(Data extracts Opens)
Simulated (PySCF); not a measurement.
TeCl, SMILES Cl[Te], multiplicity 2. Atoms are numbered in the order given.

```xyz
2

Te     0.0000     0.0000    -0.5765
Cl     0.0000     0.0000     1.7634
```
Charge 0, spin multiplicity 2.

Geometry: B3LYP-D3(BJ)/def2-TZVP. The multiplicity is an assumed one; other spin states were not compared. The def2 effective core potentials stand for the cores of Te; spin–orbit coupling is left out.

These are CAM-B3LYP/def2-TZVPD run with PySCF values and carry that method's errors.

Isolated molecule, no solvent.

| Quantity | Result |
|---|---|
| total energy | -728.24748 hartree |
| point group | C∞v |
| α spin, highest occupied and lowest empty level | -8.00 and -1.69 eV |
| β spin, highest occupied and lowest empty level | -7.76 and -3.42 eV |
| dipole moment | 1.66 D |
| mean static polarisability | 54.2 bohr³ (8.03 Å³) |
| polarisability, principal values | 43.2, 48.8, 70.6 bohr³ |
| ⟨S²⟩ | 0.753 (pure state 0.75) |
(Data extracts Closes)

▶ **Requirement**
Of all the entries above, retype exactly the lines from the line with "Charge 0, spin multiplicity 2." to the line with "Geometry: B3LYP-D3(BJ)/def2-TZVP. The", both included, and no others.

▶ **Worked solution**
Charge 0, spin multiplicity 2.

Geometry: B3LYP-D3(BJ)/def2-TZVP. The multiplicity is an assumed one; other spin states were not compared. The def2 effective core potentials stand for the cores of Te; spin–orbit coupling is left out.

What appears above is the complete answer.